## Work item
Once the line containing "Its results: pressure" is found in the records below, return it and each following line exactly, up to and including the line containing "Q: The run is", and nothing else.

## Supplied information
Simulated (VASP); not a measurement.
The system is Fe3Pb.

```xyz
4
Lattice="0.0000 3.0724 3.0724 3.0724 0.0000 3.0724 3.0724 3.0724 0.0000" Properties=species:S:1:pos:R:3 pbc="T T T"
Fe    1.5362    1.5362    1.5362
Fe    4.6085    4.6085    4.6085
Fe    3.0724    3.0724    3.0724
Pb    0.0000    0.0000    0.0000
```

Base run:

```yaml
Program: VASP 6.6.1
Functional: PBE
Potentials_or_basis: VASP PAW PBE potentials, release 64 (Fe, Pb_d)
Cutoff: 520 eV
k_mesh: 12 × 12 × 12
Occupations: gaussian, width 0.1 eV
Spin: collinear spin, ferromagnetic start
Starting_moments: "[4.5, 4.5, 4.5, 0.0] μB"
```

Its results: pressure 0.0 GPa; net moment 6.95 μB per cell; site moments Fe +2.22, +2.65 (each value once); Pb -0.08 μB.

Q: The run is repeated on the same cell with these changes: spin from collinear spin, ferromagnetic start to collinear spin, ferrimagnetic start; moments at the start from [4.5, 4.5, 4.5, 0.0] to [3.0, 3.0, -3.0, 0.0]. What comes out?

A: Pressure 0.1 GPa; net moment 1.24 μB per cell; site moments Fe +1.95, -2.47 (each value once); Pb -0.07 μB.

## Task answer
Its results: pressure 0.0 GPa; net moment 6.95 μB per cell; site moments Fe +2.22, +2.65 (each value once); Pb -0.08 μB.

Q: The run is repeated on the same cell with these changes: spin from collinear spin, ferromagnetic start to collinear spin, ferrimagnetic start; moments at the start from [4.5, 4.5, 4.5, 0.0] to [3.0, 3.0, -3.0, 0.0]. What comes out?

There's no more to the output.